_Required action_
Beginning with the very first line, please reproduce the entries exactly through the line containing "(3) -2.9 GPa.".

● ● ●
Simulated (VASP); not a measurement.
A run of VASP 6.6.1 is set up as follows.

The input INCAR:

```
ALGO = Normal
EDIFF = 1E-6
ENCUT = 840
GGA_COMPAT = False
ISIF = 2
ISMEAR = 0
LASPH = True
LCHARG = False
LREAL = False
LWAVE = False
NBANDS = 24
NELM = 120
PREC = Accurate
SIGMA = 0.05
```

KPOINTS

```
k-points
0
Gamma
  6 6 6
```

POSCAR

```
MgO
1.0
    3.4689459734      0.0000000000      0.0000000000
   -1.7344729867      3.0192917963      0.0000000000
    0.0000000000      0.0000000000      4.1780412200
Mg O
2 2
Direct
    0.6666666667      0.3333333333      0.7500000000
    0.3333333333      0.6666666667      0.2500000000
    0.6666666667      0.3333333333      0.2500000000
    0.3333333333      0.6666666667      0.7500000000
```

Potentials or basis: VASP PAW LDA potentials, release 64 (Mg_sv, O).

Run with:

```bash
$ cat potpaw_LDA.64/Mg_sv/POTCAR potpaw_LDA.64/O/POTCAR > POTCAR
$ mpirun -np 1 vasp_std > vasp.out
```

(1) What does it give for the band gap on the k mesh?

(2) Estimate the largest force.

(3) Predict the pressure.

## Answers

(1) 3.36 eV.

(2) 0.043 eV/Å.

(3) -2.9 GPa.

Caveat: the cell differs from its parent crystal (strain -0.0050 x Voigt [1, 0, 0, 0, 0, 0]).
● ● ●

_Answer area_
Simulated (VASP); not a measurement.
A run of VASP 6.6.1 is set up as follows.

The input INCAR:

```
ALGO = Normal
EDIFF = 1E-6
ENCUT = 840
GGA_COMPAT = False
ISIF = 2
ISMEAR = 0
LASPH = True
LCHARG = False
LREAL = False
LWAVE = False
NBANDS = 24
NELM = 120
PREC = Accurate
SIGMA = 0.05
```

KPOINTS

```
k-points
0
Gamma
  6 6 6
```

POSCAR

```
MgO
1.0
    3.4689459734      0.0000000000      0.0000000000
   -1.7344729867      3.0192917963      0.0000000000
    0.0000000000      0.0000000000      4.1780412200
Mg O
2 2
Direct
    0.6666666667      0.3333333333      0.7500000000
    0.3333333333      0.6666666667      0.2500000000
    0.6666666667      0.3333333333      0.2500000000
    0.3333333333      0.6666666667      0.7500000000
```

Potentials or basis: VASP PAW LDA potentials, release 64 (Mg_sv, O).

Run with:

```bash
$ cat potpaw_LDA.64/Mg_sv/POTCAR potpaw_LDA.64/O/POTCAR > POTCAR
$ mpirun -np 1 vasp_std > vasp.out
```

(1) What does it give for the band gap on the k mesh?

(2) Estimate the largest force.

(3) Predict the pressure.

## Answers

(1) 3.36 eV.

(2) 0.043 eV/Å.

(3) -2.9 GPa.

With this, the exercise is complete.